**Work request:** When the line with "20 atoms, charge" is reached, include it and stop; before that, copy each line of the listing exactly from the first.

**Data records:**
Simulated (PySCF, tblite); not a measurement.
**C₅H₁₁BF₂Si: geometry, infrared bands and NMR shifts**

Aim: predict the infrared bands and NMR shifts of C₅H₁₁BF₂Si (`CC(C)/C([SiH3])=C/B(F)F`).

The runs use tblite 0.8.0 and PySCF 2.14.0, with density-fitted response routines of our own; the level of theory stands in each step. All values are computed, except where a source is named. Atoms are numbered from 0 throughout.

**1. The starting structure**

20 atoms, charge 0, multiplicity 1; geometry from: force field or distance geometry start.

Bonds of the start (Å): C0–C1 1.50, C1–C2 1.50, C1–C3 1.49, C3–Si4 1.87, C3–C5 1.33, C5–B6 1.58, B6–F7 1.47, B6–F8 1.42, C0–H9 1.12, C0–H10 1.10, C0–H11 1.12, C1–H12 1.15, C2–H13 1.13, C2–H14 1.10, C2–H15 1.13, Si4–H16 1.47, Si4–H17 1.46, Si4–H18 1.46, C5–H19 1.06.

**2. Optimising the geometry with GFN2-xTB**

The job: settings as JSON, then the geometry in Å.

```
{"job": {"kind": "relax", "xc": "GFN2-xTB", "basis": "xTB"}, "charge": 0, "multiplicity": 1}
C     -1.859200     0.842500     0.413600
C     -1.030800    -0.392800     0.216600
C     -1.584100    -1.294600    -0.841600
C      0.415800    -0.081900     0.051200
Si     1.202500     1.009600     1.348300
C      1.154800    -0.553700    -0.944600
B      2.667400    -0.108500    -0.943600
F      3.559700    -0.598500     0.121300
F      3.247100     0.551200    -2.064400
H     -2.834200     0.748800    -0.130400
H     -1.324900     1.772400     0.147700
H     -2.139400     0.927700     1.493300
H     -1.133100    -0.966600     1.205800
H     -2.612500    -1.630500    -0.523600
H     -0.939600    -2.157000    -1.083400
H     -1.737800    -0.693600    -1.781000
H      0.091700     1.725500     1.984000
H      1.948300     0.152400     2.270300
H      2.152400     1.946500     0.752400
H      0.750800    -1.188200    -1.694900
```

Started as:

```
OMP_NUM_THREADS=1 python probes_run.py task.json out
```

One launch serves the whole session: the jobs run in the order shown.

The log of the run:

**Your response:**
Simulated (PySCF, tblite); not a measurement.
**C₅H₁₁BF₂Si: geometry, infrared bands and NMR shifts**

Aim: predict the infrared bands and NMR shifts of C₅H₁₁BF₂Si (`CC(C)/C([SiH3])=C/B(F)F`).

The runs use tblite 0.8.0 and PySCF 2.14.0, with density-fitted response routines of our own; the level of theory stands in each step. All values are computed, except where a source is named. Atoms are numbered from 0 throughout.

**1. The starting structure**

20 atoms, charge 0, multiplicity 1; geometry from: force field or distance geometry start.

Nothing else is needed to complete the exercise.